Quote, with no changes, the lines that run from the top of the material to the line with "H12, H13 on C5)", both included.

GIVEN INFORMATION:
= = = = = = =

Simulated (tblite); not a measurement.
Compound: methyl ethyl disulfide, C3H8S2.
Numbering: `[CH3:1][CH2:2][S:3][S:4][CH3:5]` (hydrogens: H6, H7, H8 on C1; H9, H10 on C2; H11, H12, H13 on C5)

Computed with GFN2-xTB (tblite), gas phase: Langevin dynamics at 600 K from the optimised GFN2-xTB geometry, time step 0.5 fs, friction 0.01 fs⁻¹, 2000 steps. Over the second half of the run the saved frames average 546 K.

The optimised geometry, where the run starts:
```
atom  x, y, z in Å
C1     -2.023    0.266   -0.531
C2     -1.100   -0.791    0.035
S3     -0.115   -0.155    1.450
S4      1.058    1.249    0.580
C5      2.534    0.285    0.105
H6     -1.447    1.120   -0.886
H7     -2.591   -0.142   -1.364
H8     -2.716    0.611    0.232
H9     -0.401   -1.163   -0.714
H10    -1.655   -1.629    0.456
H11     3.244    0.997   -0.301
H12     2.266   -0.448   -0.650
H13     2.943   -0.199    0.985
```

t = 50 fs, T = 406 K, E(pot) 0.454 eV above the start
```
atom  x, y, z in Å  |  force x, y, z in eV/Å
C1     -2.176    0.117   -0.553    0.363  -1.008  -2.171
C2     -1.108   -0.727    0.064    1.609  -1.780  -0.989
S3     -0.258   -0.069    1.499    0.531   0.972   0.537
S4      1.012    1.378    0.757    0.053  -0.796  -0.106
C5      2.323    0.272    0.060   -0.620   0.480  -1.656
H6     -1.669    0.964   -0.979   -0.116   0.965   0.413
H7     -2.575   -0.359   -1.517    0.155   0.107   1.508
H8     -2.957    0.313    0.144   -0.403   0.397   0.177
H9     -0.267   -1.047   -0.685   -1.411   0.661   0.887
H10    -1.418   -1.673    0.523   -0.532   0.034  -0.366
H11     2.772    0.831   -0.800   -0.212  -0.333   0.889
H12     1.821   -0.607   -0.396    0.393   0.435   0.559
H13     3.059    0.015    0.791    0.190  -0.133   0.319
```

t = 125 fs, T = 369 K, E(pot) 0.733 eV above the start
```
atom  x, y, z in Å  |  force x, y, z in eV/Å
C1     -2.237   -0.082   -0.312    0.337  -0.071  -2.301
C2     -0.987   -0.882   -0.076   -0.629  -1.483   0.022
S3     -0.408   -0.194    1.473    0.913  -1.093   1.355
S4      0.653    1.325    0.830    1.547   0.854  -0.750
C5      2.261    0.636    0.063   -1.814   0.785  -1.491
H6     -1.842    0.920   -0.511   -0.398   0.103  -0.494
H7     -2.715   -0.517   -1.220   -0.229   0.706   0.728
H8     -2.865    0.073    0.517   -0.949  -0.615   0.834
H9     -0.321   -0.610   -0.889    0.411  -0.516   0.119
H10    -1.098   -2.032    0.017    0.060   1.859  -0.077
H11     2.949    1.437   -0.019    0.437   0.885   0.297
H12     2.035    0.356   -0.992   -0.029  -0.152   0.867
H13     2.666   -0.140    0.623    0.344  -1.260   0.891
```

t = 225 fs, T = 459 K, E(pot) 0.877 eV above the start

= = = = = = =

TASK RESPONSE:
Simulated (tblite); not a measurement.
Compound: methyl ethyl disulfide, C3H8S2.
Numbering: `[CH3:1][CH2:2][S:3][S:4][CH3:5]` (hydrogens: H6, H7, H8 on C1; H9, H10 on C2; H11, H12, H13 on C5)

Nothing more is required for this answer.